Requirement.
Would you please return the lines of the entries below starting at the line that has "- relaxed length" and ending at the line that has "VASP's potentials were", both included, exactly as they are?

Given information.
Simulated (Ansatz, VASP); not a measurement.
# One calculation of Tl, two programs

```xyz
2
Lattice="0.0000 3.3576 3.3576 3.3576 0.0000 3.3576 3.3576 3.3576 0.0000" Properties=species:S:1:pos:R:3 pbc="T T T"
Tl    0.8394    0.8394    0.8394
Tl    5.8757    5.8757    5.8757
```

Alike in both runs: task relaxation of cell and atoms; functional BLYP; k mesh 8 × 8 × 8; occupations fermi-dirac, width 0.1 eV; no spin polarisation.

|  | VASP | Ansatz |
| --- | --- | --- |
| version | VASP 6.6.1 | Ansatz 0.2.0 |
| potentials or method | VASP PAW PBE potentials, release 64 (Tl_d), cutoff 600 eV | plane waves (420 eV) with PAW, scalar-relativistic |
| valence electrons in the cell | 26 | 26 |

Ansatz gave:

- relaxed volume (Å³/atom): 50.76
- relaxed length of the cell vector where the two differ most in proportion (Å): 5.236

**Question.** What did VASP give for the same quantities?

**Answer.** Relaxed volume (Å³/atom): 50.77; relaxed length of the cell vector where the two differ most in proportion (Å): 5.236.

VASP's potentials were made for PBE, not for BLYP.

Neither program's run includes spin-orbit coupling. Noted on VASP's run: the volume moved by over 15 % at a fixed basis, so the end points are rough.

Written solution.
- relaxed length of the cell vector where the two differ most in proportion (Å): 5.236

**Question.** What did VASP give for the same quantities?

**Answer.** Relaxed volume (Å³/atom): 50.77; relaxed length of the cell vector where the two differ most in proportion (Å): 5.236.

VASP's potentials were made for PBE, not for BLYP.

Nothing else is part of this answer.